> [Work request]:
The expected output is a verbatim reprint of the lines from the beginning of the data that follows through the line that contains "D) C#C/C=N/CC".

Segment Start: Data under study

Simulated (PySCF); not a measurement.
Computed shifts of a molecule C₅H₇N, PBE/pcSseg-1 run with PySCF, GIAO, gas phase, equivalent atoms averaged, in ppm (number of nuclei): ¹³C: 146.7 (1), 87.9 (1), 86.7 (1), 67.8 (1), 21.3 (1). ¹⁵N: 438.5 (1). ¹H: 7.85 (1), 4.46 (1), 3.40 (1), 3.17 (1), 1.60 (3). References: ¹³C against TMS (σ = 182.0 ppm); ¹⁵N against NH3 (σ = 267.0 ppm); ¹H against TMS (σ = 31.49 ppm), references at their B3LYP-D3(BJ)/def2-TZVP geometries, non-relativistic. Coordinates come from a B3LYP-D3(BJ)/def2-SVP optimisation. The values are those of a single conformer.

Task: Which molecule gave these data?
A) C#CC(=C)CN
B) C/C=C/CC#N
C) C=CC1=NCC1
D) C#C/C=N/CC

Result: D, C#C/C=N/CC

Segment End: Data under study

> [Problem solution]:
Simulated (PySCF); not a measurement.
Computed shifts of a molecule C₅H₇N, PBE/pcSseg-1 run with PySCF, GIAO, gas phase, equivalent atoms averaged, in ppm (number of nuclei): ¹³C: 146.7 (1), 87.9 (1), 86.7 (1), 67.8 (1), 21.3 (1). ¹⁵N: 438.5 (1). ¹H: 7.85 (1), 4.46 (1), 3.40 (1), 3.17 (1), 1.60 (3). References: ¹³C against TMS (σ = 182.0 ppm); ¹⁵N against NH3 (σ = 267.0 ppm); ¹H against TMS (σ = 31.49 ppm), references at their B3LYP-D3(BJ)/def2-TZVP geometries, non-relativistic. Coordinates come from a B3LYP-D3(BJ)/def2-SVP optimisation. The values are those of a single conformer.

Task: Which molecule gave these data?
A) C#CC(=C)CN
B) C/C=C/CC#N
C) C=CC1=NCC1
D) C#C/C=N/CC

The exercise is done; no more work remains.